**WORK INSTRUCTION:** Output the data word for word. Begin at its first line and end at the line with "r2SCAN gives the".

**INFORMATION:**
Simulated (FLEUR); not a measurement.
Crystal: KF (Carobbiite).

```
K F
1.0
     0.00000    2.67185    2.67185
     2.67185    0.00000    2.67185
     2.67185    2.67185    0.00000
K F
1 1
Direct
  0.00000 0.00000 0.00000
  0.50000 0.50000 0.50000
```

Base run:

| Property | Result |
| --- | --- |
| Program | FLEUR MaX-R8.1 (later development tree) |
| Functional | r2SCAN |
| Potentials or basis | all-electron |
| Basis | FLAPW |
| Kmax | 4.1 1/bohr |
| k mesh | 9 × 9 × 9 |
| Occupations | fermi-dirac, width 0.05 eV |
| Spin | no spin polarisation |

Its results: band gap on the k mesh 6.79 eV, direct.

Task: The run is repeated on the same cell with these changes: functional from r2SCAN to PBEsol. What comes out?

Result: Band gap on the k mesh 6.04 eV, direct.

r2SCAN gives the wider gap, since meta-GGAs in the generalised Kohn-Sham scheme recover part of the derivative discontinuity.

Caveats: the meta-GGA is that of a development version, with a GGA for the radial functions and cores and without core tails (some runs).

**RESPONSE BOX:**
Simulated (FLEUR); not a measurement.
Crystal: KF (Carobbiite).

```
K F
1.0
     0.00000    2.67185    2.67185
     2.67185    0.00000    2.67185
     2.67185    2.67185    0.00000
K F
1 1
Direct
  0.00000 0.00000 0.00000
  0.50000 0.50000 0.50000
```

Base run:

| Property | Result |
| --- | --- |
| Program | FLEUR MaX-R8.1 (later development tree) |
| Functional | r2SCAN |
| Potentials or basis | all-electron |
| Basis | FLAPW |
| Kmax | 4.1 1/bohr |
| k mesh | 9 × 9 × 9 |
| Occupations | fermi-dirac, width 0.05 eV |
| Spin | no spin polarisation |

Its results: band gap on the k mesh 6.79 eV, direct.

Task: The run is repeated on the same cell with these changes: functional from r2SCAN to PBEsol. What comes out?

Result: Band gap on the k mesh 6.04 eV, direct.

r2SCAN gives the wider gap, since meta-GGAs in the generalised Kohn-Sham scheme recover part of the derivative discontinuity.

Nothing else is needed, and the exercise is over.